• Listed records
[Start of section]

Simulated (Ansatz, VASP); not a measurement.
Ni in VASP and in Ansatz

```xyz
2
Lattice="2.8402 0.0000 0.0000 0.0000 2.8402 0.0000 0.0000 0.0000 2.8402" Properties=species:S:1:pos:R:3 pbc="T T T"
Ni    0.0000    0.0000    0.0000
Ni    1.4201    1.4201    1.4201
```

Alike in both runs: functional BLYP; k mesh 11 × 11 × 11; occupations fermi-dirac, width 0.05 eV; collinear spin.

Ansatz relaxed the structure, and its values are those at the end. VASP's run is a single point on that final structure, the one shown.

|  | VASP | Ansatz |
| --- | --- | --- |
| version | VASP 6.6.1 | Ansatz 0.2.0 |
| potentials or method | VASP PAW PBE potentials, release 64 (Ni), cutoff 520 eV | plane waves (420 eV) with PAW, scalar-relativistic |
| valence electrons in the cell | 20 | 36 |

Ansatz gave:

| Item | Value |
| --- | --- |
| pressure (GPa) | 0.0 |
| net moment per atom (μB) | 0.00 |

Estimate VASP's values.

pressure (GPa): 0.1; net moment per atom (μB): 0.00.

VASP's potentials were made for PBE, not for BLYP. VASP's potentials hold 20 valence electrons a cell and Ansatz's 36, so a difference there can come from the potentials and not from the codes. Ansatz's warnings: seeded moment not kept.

[End of section]

• Brief
Reproduce the material exactly, with every line intact.

• Response
Simulated (Ansatz, VASP); not a measurement.
Ni in VASP and in Ansatz

```xyz
2
Lattice="2.8402 0.0000 0.0000 0.0000 2.8402 0.0000 0.0000 0.0000 2.8402" Properties=species:S:1:pos:R:3 pbc="T T T"
Ni    0.0000    0.0000    0.0000
Ni    1.4201    1.4201    1.4201
```

Alike in both runs: functional BLYP; k mesh 11 × 11 × 11; occupations fermi-dirac, width 0.05 eV; collinear spin.

Ansatz relaxed the structure, and its values are those at the end. VASP's run is a single point on that final structure, the one shown.

|  | VASP | Ansatz |
| --- | --- | --- |
| version | VASP 6.6.1 | Ansatz 0.2.0 |
| potentials or method | VASP PAW PBE potentials, release 64 (Ni), cutoff 520 eV | plane waves (420 eV) with PAW, scalar-relativistic |
| valence electrons in the cell | 20 | 36 |

Ansatz gave:

| Item | Value |
| --- | --- |
| pressure (GPa) | 0.0 |
| net moment per atom (μB) | 0.00 |

Estimate VASP's values.

pressure (GPa): 0.1; net moment per atom (μB): 0.00.

VASP's potentials were made for PBE, not for BLYP. VASP's potentials hold 20 valence electrons a cell and Ansatz's 36, so a difference there can come from the potentials and not from the codes. Ansatz's warnings: seeded moment not kept.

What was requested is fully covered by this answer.